From the first line of the records below through the line containing "Result: V0 = 11.15", copy everything exactly and nothing more.

^^^^^^^^

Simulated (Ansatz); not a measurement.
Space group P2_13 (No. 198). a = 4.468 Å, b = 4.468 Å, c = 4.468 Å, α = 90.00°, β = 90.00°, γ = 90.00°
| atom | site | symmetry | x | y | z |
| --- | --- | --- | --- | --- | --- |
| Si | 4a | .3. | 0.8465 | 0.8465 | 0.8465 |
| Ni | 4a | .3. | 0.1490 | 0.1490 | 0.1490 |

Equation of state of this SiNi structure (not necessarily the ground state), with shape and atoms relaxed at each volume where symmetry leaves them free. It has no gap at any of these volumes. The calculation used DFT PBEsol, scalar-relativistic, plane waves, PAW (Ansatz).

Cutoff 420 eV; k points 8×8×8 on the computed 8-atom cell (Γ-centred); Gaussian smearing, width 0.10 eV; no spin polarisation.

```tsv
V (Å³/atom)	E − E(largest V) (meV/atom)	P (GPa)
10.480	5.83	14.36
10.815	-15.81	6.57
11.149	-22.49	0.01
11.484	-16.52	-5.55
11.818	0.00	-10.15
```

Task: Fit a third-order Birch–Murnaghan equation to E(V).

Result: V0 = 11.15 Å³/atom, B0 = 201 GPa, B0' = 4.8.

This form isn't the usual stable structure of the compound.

^^^^^^^^

» EXERCISE RESULT:
Simulated (Ansatz); not a measurement.
Space group P2_13 (No. 198). a = 4.468 Å, b = 4.468 Å, c = 4.468 Å, α = 90.00°, β = 90.00°, γ = 90.00°
| atom | site | symmetry | x | y | z |
| --- | --- | --- | --- | --- | --- |
| Si | 4a | .3. | 0.8465 | 0.8465 | 0.8465 |
| Ni | 4a | .3. | 0.1490 | 0.1490 | 0.1490 |

Equation of state of this SiNi structure (not necessarily the ground state), with shape and atoms relaxed at each volume where symmetry leaves them free. It has no gap at any of these volumes. The calculation used DFT PBEsol, scalar-relativistic, plane waves, PAW (Ansatz).

Cutoff 420 eV; k points 8×8×8 on the computed 8-atom cell (Γ-centred); Gaussian smearing, width 0.10 eV; no spin polarisation.

```tsv
V (Å³/atom)	E − E(largest V) (meV/atom)	P (GPa)
10.480	5.83	14.36
10.815	-15.81	6.57
11.149	-22.49	0.01
11.484	-16.52	-5.55
11.818	0.00	-10.15
```

Task: Fit a third-order Birch–Murnaghan equation to E(V).

Result: V0 = 11.15 Å³/atom, B0 = 201 GPa, B0' = 4.8.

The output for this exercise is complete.